------ MATERIAL PROVIDED ------

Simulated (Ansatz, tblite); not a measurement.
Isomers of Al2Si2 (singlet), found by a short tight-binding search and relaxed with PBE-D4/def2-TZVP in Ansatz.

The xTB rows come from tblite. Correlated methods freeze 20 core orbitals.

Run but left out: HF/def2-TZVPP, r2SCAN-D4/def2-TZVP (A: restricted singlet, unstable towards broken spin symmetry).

------

▸ **ACTION ITEM**: Everything from the first line of the records through the line holding "The xTB rows" is to be transcribed exactly; leave out all other lines.

▸ **YOUR SOLUTION**:
Simulated (Ansatz, tblite); not a measurement.
Isomers of Al2Si2 (singlet), found by a short tight-binding search and relaxed with PBE-D4/def2-TZVP in Ansatz.

The xTB rows come from tblite. Correlated methods freeze 20 core orbitals.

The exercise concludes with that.